INFORMATION:
====

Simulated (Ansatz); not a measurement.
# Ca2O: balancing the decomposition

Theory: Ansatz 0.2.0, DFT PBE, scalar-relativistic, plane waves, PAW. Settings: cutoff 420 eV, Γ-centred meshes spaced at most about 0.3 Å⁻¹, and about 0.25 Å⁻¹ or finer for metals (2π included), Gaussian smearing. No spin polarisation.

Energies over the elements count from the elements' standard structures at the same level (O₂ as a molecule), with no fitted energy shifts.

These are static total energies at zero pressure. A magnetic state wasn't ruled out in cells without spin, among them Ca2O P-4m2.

====

WORK REQUEST: Would you quote everything above from the line containing "Theory: Ansatz 0.2.0, DFT" down to the line containing "Energies over the"? Include both of those lines and nothing else.

WRITTEN REPLY:
Theory: Ansatz 0.2.0, DFT PBE, scalar-relativistic, plane waves, PAW. Settings: cutoff 420 eV, Γ-centred meshes spaced at most about 0.3 Å⁻¹, and about 0.25 Å⁻¹ or finer for metals (2π included), Gaussian smearing. No spin polarisation.

Energies over the elements count from the elements' standard structures at the same level (O₂ as a molecule), with no fitted energy shifts.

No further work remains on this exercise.